DATA TO EXAMINE →
——————————
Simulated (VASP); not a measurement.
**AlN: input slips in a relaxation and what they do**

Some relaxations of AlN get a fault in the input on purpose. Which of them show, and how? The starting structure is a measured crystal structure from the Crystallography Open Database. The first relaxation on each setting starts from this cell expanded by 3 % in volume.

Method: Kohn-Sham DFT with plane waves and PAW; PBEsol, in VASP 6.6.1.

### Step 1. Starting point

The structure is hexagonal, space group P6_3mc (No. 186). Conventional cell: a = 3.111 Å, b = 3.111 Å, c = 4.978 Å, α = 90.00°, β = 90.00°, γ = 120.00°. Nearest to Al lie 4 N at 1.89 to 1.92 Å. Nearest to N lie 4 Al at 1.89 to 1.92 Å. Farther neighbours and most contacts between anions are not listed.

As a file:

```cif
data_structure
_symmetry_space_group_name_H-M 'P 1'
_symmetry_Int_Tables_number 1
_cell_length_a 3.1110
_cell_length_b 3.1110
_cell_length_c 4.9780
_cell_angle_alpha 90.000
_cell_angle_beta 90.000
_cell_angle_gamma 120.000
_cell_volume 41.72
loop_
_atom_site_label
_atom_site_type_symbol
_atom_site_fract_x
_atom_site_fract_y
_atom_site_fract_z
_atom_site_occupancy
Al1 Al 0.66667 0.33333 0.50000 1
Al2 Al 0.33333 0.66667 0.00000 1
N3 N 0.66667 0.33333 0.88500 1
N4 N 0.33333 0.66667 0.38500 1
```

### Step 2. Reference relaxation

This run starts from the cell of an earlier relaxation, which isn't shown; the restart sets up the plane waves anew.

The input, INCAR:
——————————

ACTION ITEM → Repeat the lines above with every word intact.

SOLUTION →
Simulated (VASP); not a measurement.
**AlN: input slips in a relaxation and what they do**

Some relaxations of AlN get a fault in the input on purpose. Which of them show, and how? The starting structure is a measured crystal structure from the Crystallography Open Database. The first relaxation on each setting starts from this cell expanded by 3 % in volume.

Method: Kohn-Sham DFT with plane waves and PAW; PBEsol, in VASP 6.6.1.

### Step 1. Starting point

The structure is hexagonal, space group P6_3mc (No. 186). Conventional cell: a = 3.111 Å, b = 3.111 Å, c = 4.978 Å, α = 90.00°, β = 90.00°, γ = 120.00°. Nearest to Al lie 4 N at 1.89 to 1.92 Å. Nearest to N lie 4 Al at 1.89 to 1.92 Å. Farther neighbours and most contacts between anions are not listed.

As a file:

```cif
data_structure
_symmetry_space_group_name_H-M 'P 1'
_symmetry_Int_Tables_number 1
_cell_length_a 3.1110
_cell_length_b 3.1110
_cell_length_c 4.9780
_cell_angle_alpha 90.000
_cell_angle_beta 90.000
_cell_angle_gamma 120.000
_cell_volume 41.72
loop_
_atom_site_label
_atom_site_type_symbol
_atom_site_fract_x
_atom_site_fract_y
_atom_site_fract_z
_atom_site_occupancy
Al1 Al 0.66667 0.33333 0.50000 1
Al2 Al 0.33333 0.66667 0.00000 1
N3 N 0.66667 0.33333 0.88500 1
N4 N 0.33333 0.66667 0.38500 1
```

### Step 2. Reference relaxation

This run starts from the cell of an earlier relaxation, which isn't shown; the restart sets up the plane waves anew.

The input, INCAR:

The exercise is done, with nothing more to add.